_Dataset extract:_
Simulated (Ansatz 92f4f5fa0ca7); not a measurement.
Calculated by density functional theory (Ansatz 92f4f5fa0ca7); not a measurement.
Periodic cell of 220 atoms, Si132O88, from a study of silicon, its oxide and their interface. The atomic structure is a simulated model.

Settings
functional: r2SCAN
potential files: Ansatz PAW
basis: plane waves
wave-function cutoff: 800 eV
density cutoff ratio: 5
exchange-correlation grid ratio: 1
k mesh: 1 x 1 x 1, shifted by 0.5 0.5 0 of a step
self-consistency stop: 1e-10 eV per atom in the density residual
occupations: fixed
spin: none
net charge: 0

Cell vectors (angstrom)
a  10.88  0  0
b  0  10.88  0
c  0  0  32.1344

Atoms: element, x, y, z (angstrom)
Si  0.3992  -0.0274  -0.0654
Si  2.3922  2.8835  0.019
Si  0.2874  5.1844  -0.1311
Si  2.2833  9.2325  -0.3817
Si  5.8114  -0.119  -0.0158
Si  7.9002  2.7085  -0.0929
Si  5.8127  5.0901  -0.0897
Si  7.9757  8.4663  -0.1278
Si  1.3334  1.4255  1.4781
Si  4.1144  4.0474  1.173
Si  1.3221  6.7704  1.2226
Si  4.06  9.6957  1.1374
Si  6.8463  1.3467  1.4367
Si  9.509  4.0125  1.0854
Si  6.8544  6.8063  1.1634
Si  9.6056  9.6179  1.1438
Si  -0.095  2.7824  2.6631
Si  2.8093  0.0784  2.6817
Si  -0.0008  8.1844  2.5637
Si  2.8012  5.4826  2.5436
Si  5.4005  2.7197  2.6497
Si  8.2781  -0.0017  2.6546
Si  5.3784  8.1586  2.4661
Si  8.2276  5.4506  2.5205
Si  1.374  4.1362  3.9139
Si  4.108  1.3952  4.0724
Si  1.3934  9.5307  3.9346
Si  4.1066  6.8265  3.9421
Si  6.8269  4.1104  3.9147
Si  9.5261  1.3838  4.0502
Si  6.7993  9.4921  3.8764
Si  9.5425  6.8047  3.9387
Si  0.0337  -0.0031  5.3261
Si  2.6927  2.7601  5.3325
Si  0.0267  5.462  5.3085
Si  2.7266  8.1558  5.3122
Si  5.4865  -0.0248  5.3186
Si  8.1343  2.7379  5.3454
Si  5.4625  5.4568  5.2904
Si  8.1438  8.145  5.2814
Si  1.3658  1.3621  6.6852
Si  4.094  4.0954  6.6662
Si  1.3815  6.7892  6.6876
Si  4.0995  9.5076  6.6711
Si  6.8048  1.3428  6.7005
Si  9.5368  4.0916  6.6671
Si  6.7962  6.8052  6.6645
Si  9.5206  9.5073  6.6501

_Work request:_
The lines running from the start of the data through the one that contains "exchange-correlation grid ratio: 1" should be reproduced exactly, and only those.

_Solution:_
Simulated (Ansatz 92f4f5fa0ca7); not a measurement.
Calculated by density functional theory (Ansatz 92f4f5fa0ca7); not a measurement.
Periodic cell of 220 atoms, Si132O88, from a study of silicon, its oxide and their interface. The atomic structure is a simulated model.

Settings
functional: r2SCAN
potential files: Ansatz PAW
basis: plane waves
wave-function cutoff: 800 eV
density cutoff ratio: 5
exchange-correlation grid ratio: 1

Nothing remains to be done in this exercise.